> [WORK ORDER]: Write out, without any change, the lines in the material below that run from the line with "Harmonic wavenumbers (cm⁻¹): 529.9" through the line with "A: Half the", both included.

> [DATASET EXTRACT]:
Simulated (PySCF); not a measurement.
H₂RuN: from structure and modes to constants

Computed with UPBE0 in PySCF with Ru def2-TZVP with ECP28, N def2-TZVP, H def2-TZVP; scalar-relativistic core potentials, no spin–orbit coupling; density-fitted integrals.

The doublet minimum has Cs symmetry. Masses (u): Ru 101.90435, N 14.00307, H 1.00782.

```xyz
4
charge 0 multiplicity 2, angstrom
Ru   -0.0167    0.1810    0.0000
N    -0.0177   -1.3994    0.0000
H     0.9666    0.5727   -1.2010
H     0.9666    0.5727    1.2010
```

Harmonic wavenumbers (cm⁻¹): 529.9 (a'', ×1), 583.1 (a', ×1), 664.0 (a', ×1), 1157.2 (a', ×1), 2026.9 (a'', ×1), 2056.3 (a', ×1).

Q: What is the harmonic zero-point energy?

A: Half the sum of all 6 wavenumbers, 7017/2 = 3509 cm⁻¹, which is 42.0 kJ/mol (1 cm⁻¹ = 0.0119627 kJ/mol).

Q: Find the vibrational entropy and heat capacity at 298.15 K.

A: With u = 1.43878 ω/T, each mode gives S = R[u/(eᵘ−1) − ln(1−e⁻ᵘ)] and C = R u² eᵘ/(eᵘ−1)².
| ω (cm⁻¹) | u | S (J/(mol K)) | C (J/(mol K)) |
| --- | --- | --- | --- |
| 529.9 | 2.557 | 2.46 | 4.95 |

> [YOUR RESPONSE]:
Harmonic wavenumbers (cm⁻¹): 529.9 (a'', ×1), 583.1 (a', ×1), 664.0 (a', ×1), 1157.2 (a', ×1), 2026.9 (a'', ×1), 2056.3 (a', ×1).

Q: What is the harmonic zero-point energy?

A: Half the sum of all 6 wavenumbers, 7017/2 = 3509 cm⁻¹, which is 42.0 kJ/mol (1 cm⁻¹ = 0.0119627 kJ/mol).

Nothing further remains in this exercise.